## Requirement
An exact reproduction of all the entries is the expected answer.

Content starts

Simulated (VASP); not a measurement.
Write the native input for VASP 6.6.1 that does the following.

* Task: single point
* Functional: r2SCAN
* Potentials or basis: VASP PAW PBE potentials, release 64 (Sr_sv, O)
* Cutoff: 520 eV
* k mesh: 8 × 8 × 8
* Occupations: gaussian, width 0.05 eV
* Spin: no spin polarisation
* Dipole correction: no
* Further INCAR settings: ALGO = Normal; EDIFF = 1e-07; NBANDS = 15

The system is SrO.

Content ends

## Task output
Simulated (VASP); not a measurement.
Write the native input for VASP 6.6.1 that does the following.

* Task: single point
* Functional: r2SCAN
* Potentials or basis: VASP PAW PBE potentials, release 64 (Sr_sv, O)
* Cutoff: 520 eV
* k mesh: 8 × 8 × 8
* Occupations: gaussian, width 0.05 eV
* Spin: no spin polarisation
* Dipole correction: no
* Further INCAR settings: ALGO = Normal; EDIFF = 1e-07; NBANDS = 15

The system is SrO.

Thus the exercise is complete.